### WORK TASK
Exact repetition is required: output every record in full.

-- DATA UNDER STUDY follows --
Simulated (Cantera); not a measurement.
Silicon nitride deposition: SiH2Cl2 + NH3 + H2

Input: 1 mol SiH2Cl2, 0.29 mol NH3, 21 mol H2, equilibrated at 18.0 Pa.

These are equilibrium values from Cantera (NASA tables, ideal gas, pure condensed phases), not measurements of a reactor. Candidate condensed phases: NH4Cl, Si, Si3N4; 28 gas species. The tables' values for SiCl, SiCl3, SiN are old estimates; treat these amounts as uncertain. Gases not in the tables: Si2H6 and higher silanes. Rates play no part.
-- DATA UNDER STUDY concluded --

### PROBLEM SOLUTION
Simulated (Cantera); not a measurement.
Silicon nitride deposition: SiH2Cl2 + NH3 + H2

Input: 1 mol SiH2Cl2, 0.29 mol NH3, 21 mol H2, equilibrated at 18.0 Pa.

These are equilibrium values from Cantera (NASA tables, ideal gas, pure condensed phases), not measurements of a reactor. Candidate condensed phases: NH4Cl, Si, Si3N4; 28 gas species. The tables' values for SiCl, SiCl3, SiN are old estimates; treat these amounts as uncertain. Gases not in the tables: Si2H6 and higher silanes. Rates play no part.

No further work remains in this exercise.